Data supplied:
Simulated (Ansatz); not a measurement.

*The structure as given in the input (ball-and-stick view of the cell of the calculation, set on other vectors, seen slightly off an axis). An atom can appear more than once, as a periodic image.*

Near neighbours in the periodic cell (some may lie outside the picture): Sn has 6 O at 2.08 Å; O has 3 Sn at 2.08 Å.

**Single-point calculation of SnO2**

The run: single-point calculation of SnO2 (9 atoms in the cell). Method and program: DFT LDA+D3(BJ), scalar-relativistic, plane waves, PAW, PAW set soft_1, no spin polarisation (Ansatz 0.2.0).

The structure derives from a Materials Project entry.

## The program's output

Work request: All of the material must be given again exactly.

Written answer:
Simulated (Ansatz); not a measurement.

*The structure as given in the input (ball-and-stick view of the cell of the calculation, set on other vectors, seen slightly off an axis). An atom can appear more than once, as a periodic image.*

Near neighbours in the periodic cell (some may lie outside the picture): Sn has 6 O at 2.08 Å; O has 3 Sn at 2.08 Å.

**Single-point calculation of SnO2**

The run: single-point calculation of SnO2 (9 atoms in the cell). Method and program: DFT LDA+D3(BJ), scalar-relativistic, plane waves, PAW, PAW set soft_1, no spin polarisation (Ansatz 0.2.0).

The structure derives from a Materials Project entry.

## The program's output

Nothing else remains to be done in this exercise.